= Beginning of Section =
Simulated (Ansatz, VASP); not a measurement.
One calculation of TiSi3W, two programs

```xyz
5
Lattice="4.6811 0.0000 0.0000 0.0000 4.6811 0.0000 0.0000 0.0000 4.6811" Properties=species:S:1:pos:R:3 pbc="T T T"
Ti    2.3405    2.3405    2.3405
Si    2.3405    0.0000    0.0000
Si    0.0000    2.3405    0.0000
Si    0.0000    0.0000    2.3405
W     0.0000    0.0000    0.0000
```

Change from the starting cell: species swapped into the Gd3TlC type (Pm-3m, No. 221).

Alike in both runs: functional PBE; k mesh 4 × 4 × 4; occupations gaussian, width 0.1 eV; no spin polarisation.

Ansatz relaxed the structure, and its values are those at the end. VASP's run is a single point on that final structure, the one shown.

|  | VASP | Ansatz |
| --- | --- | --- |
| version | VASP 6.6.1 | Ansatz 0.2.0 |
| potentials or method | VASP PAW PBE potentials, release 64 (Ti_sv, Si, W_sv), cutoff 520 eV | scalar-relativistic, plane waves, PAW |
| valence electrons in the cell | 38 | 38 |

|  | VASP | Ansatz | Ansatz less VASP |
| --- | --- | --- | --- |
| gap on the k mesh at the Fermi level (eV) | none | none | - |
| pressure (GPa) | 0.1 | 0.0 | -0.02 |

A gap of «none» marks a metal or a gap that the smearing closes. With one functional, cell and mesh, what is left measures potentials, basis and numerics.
= End of Section =

■ Work request: Your job is to copy all the records exactly.

■ Worked solution:
Simulated (Ansatz, VASP); not a measurement.
One calculation of TiSi3W, two programs

```xyz
5
Lattice="4.6811 0.0000 0.0000 0.0000 4.6811 0.0000 0.0000 0.0000 4.6811" Properties=species:S:1:pos:R:3 pbc="T T T"
Ti    2.3405    2.3405    2.3405
Si    2.3405    0.0000    0.0000
Si    0.0000    2.3405    0.0000
Si    0.0000    0.0000    2.3405
W     0.0000    0.0000    0.0000
```

Change from the starting cell: species swapped into the Gd3TlC type (Pm-3m, No. 221).

Alike in both runs: functional PBE; k mesh 4 × 4 × 4; occupations gaussian, width 0.1 eV; no spin polarisation.

Ansatz relaxed the structure, and its values are those at the end. VASP's run is a single point on that final structure, the one shown.

|  | VASP | Ansatz |
| --- | --- | --- |
| version | VASP 6.6.1 | Ansatz 0.2.0 |
| potentials or method | VASP PAW PBE potentials, release 64 (Ti_sv, Si, W_sv), cutoff 520 eV | scalar-relativistic, plane waves, PAW |
| valence electrons in the cell | 38 | 38 |

|  | VASP | Ansatz | Ansatz less VASP |
| --- | --- | --- | --- |
| gap on the k mesh at the Fermi level (eV) | none | none | - |
| pressure (GPa) | 0.1 | 0.0 | -0.02 |

A gap of «none» marks a metal or a gap that the smearing closes. With one functional, cell and mesh, what is left measures potentials, basis and numerics.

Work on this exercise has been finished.